__Assigned task__
Write out the entries below in full, exactly as given.

= Beginning of Section =

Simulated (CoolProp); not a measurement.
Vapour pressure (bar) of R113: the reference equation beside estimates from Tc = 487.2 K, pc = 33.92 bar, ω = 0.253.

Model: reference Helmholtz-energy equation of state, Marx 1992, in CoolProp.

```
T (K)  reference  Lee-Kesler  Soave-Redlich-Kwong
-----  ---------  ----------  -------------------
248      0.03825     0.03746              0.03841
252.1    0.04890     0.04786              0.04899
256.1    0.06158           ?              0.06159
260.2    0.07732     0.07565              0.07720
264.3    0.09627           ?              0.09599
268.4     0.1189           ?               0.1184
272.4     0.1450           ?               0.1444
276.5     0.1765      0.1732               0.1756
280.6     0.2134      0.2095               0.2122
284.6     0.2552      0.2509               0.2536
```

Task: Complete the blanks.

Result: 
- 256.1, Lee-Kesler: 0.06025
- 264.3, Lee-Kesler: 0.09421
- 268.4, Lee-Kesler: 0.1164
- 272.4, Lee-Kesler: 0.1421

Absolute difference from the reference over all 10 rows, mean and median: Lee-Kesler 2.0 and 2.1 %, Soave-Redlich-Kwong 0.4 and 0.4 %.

= End of Section =

__Answer space__
Simulated (CoolProp); not a measurement.
Vapour pressure (bar) of R113: the reference equation beside estimates from Tc = 487.2 K, pc = 33.92 bar, ω = 0.253.

Model: reference Helmholtz-energy equation of state, Marx 1992, in CoolProp.

```
T (K)  reference  Lee-Kesler  Soave-Redlich-Kwong
-----  ---------  ----------  -------------------
248      0.03825     0.03746              0.03841
252.1    0.04890     0.04786              0.04899
256.1    0.06158           ?              0.06159
260.2    0.07732     0.07565              0.07720
264.3    0.09627           ?              0.09599
268.4     0.1189           ?               0.1184
272.4     0.1450           ?               0.1444
276.5     0.1765      0.1732               0.1756
280.6     0.2134      0.2095               0.2122
284.6     0.2552      0.2509               0.2536
```

Task: Complete the blanks.

Result: 
- 256.1, Lee-Kesler: 0.06025
- 264.3, Lee-Kesler: 0.09421
- 268.4, Lee-Kesler: 0.1164
- 272.4, Lee-Kesler: 0.1421

Absolute difference from the reference over all 10 rows, mean and median: Lee-Kesler 2.0 and 2.1 %, Soave-Redlich-Kwong 0.4 and 0.4 %.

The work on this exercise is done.